DATA FOR REVIEW:
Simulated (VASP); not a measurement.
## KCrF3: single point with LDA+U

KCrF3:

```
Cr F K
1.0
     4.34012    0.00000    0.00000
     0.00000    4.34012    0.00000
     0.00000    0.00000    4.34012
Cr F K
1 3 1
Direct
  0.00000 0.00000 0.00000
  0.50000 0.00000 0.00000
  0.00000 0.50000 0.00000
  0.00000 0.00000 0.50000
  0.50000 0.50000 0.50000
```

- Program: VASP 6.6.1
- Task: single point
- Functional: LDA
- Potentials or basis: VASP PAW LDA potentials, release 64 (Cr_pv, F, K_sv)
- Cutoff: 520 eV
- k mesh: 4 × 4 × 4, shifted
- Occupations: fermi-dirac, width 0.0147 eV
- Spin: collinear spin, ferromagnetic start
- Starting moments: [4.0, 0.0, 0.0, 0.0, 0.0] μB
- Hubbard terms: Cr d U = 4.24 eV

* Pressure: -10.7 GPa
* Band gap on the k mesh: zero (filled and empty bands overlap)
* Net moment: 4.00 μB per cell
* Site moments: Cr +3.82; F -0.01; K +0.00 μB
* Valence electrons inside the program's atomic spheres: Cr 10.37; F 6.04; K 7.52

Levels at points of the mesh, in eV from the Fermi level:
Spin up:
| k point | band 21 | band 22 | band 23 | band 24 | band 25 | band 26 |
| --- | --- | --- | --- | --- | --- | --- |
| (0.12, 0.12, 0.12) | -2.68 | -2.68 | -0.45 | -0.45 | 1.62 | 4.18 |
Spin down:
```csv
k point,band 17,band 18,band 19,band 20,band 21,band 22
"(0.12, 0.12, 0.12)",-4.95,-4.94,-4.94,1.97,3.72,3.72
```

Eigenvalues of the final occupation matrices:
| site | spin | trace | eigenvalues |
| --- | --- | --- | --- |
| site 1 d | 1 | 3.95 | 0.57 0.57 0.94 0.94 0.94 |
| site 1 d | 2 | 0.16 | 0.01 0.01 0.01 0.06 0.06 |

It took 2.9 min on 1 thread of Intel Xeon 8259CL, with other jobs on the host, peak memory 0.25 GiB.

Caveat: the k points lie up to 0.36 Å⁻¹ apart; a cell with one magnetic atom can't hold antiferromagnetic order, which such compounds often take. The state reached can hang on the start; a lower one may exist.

WORK ORDER: Give the lines of the material above again, exactly, from its first line through the line that contains "It took 2.9" and no further.

WRITTEN ANSWER:
Simulated (VASP); not a measurement.
## KCrF3: single point with LDA+U

KCrF3:

```
Cr F K
1.0
     4.34012    0.00000    0.00000
     0.00000    4.34012    0.00000
     0.00000    0.00000    4.34012
Cr F K
1 3 1
Direct
  0.00000 0.00000 0.00000
  0.50000 0.00000 0.00000
  0.00000 0.50000 0.00000
  0.00000 0.00000 0.50000
  0.50000 0.50000 0.50000
```

- Program: VASP 6.6.1
- Task: single point
- Functional: LDA
- Potentials or basis: VASP PAW LDA potentials, release 64 (Cr_pv, F, K_sv)
- Cutoff: 520 eV
- k mesh: 4 × 4 × 4, shifted
- Occupations: fermi-dirac, width 0.0147 eV
- Spin: collinear spin, ferromagnetic start
- Starting moments: [4.0, 0.0, 0.0, 0.0, 0.0] μB
- Hubbard terms: Cr d U = 4.24 eV

* Pressure: -10.7 GPa
* Band gap on the k mesh: zero (filled and empty bands overlap)
* Net moment: 4.00 μB per cell
* Site moments: Cr +3.82; F -0.01; K +0.00 μB
* Valence electrons inside the program's atomic spheres: Cr 10.37; F 6.04; K 7.52

Levels at points of the mesh, in eV from the Fermi level:
Spin up:
| k point | band 21 | band 22 | band 23 | band 24 | band 25 | band 26 |
| --- | --- | --- | --- | --- | --- | --- |
| (0.12, 0.12, 0.12) | -2.68 | -2.68 | -0.45 | -0.45 | 1.62 | 4.18 |
Spin down:
```csv
k point,band 17,band 18,band 19,band 20,band 21,band 22
"(0.12, 0.12, 0.12)",-4.95,-4.94,-4.94,1.97,3.72,3.72
```

Eigenvalues of the final occupation matrices:
| site | spin | trace | eigenvalues |
| --- | --- | --- | --- |
| site 1 d | 1 | 3.95 | 0.57 0.57 0.94 0.94 0.94 |
| site 1 d | 2 | 0.16 | 0.01 0.01 0.01 0.06 0.06 |

It took 2.9 min on 1 thread of Intel Xeon 8259CL, with other jobs on the host, peak memory 0.25 GiB.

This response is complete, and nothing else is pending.